Assigned task: Only part of the listing is needed, namely the lines from its start through the line with "Runs of VASP", and they should be retyped exactly.

—————

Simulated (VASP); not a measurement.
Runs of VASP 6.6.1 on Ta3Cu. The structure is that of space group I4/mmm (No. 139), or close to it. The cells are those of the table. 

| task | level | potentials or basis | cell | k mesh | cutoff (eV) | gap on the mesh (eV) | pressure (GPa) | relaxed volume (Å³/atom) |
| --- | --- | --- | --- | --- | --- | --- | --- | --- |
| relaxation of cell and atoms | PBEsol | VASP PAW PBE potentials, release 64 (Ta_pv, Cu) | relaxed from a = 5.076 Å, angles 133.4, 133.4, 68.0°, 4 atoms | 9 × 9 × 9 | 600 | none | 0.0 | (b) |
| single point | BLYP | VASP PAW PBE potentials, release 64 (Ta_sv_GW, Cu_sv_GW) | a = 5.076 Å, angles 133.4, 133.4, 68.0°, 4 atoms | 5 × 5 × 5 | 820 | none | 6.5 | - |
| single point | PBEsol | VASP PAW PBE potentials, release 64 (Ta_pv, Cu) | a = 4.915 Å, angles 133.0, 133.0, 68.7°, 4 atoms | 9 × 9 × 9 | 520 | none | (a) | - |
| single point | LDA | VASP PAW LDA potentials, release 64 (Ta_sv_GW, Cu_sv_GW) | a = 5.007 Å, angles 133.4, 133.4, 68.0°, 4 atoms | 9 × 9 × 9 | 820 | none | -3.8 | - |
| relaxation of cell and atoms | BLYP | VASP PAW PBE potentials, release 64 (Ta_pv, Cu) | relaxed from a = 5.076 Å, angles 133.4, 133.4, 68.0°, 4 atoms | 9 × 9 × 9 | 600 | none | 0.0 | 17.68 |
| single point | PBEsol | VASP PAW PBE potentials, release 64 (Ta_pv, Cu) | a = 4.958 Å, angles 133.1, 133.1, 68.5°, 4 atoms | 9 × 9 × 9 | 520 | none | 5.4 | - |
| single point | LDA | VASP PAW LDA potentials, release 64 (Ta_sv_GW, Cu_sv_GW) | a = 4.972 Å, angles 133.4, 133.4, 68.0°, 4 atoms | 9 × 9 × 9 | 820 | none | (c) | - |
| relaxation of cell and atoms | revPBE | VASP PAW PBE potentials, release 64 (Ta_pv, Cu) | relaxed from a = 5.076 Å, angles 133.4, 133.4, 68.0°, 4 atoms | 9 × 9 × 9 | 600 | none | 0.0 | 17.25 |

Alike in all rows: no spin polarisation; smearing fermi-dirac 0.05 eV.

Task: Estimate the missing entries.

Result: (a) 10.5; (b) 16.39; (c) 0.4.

—————

Response:
Simulated (VASP); not a measurement.
Runs of VASP 6.6.1 on Ta3Cu. The structure is that of space group I4/mmm (No. 139), or close to it. The cells are those of the table. 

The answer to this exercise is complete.